::: EXERCISE DATA :::
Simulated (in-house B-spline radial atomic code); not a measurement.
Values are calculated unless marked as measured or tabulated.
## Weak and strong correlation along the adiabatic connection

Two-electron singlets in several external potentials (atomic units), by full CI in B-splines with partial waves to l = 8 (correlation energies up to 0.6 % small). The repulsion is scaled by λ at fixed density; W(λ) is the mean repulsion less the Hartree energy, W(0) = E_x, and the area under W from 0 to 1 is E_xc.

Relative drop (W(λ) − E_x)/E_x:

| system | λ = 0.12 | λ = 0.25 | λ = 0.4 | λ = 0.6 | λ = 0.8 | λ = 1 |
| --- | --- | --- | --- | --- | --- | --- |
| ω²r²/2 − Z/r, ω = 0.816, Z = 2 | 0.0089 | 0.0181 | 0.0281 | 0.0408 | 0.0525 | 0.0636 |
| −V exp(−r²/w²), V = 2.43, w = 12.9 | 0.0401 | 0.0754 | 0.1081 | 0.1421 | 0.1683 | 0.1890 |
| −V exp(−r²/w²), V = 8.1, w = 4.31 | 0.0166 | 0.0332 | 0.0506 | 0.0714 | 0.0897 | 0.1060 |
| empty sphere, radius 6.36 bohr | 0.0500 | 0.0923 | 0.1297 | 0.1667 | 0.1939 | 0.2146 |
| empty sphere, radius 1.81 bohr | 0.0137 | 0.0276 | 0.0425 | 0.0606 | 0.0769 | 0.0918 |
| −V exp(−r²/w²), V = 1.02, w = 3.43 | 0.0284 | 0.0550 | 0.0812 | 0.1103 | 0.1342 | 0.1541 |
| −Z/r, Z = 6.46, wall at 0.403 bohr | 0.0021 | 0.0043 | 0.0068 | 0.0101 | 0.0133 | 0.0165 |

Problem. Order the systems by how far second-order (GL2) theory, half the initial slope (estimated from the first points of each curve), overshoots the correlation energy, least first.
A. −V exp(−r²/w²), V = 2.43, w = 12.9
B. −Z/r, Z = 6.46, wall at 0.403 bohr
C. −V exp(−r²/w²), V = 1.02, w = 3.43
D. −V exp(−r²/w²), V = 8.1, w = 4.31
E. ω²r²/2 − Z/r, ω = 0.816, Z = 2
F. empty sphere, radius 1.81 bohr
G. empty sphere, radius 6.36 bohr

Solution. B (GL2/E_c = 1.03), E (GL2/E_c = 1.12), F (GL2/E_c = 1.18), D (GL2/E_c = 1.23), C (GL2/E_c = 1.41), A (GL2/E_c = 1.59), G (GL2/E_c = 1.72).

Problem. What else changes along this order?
:::

### WORK ORDER
Using only the listing above, restate exactly the lines from the line containing "G. empty sphere, radius 6.36 bohr" through the line containing "Solution. B (GL2/E_c", both included.

### EXERCISE SOLUTION
G. empty sphere, radius 6.36 bohr

Solution. B (GL2/E_c = 1.03), E (GL2/E_c = 1.12), F (GL2/E_c = 1.18), D (GL2/E_c = 1.23), C (GL2/E_c = 1.41), A (GL2/E_c = 1.59), G (GL2/E_c = 1.72).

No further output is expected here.